────────────────────

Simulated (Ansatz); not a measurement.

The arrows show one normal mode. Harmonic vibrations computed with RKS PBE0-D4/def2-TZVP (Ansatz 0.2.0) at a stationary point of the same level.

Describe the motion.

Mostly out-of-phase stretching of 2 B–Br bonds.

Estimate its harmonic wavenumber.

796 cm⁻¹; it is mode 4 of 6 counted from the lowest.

────────────────────

_Brief:_ Repeat the records above exactly as they appear.

_Written response:_
Simulated (Ansatz); not a measurement.

The arrows show one normal mode. Harmonic vibrations computed with RKS PBE0-D4/def2-TZVP (Ansatz 0.2.0) at a stationary point of the same level.

Describe the motion.

Mostly out-of-phase stretching of 2 B–Br bonds.

Estimate its harmonic wavenumber.

796 cm⁻¹; it is mode 4 of 6 counted from the lowest.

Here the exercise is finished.